== Work order ==
Print verbatim the opening line of the material and every subsequent line through the one containing "It takes space".

[Data for review Boundary: Start]

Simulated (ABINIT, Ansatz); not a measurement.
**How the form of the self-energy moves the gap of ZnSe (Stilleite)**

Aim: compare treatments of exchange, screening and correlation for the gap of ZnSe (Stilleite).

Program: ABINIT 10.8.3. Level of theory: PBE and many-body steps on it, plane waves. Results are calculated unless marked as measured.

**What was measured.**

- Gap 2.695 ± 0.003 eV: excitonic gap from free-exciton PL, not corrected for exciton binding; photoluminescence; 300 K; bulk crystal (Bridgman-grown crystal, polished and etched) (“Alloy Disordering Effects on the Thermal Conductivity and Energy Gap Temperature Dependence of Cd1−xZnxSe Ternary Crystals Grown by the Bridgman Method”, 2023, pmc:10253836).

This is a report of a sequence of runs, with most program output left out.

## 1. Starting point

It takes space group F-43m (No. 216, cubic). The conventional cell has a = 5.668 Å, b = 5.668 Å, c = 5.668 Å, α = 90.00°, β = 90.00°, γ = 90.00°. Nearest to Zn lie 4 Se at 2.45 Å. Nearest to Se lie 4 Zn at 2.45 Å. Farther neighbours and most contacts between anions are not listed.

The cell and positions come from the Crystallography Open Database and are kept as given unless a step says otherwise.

[Data for review Boundary: End]

== Response ==
Simulated (ABINIT, Ansatz); not a measurement.
**How the form of the self-energy moves the gap of ZnSe (Stilleite)**

Aim: compare treatments of exchange, screening and correlation for the gap of ZnSe (Stilleite).

Program: ABINIT 10.8.3. Level of theory: PBE and many-body steps on it, plane waves. Results are calculated unless marked as measured.

**What was measured.**

- Gap 2.695 ± 0.003 eV: excitonic gap from free-exciton PL, not corrected for exciton binding; photoluminescence; 300 K; bulk crystal (Bridgman-grown crystal, polished and etched) (“Alloy Disordering Effects on the Thermal Conductivity and Energy Gap Temperature Dependence of Cd1−xZnxSe Ternary Crystals Grown by the Bridgman Method”, 2023, pmc:10253836).

This is a report of a sequence of runs, with most program output left out.

## 1. Starting point

It takes space group F-43m (No. 216, cubic). The conventional cell has a = 5.668 Å, b = 5.668 Å, c = 5.668 Å, α = 90.00°, β = 90.00°, γ = 90.00°. Nearest to Zn lie 4 Se at 2.45 Å. Nearest to Se lie 4 Zn at 2.45 Å. Farther neighbours and most contacts between anions are not listed.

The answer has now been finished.